(Material supplied begins)
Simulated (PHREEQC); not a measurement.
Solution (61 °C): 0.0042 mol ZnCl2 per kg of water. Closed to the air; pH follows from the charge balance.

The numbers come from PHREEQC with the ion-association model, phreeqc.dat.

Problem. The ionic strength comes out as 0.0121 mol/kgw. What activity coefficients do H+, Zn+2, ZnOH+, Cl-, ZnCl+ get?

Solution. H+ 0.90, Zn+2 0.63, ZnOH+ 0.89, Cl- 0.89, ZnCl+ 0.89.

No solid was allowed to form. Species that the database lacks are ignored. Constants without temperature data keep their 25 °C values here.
(Material supplied ends)

Task item
Taking the material above, extract exactly and only the lines from the line with "The numbers come" to the line with "Solution. H+ 0.90, Zn+2", inclusive of both.

Written solution
The numbers come from PHREEQC with the ion-association model, phreeqc.dat.

Problem. The ionic strength comes out as 0.0121 mol/kgw. What activity coefficients do H+, Zn+2, ZnOH+, Cl-, ZnCl+ get?

Solution. H+ 0.90, Zn+2 0.63, ZnOH+ 0.89, Cl- 0.89, ZnCl+ 0.89.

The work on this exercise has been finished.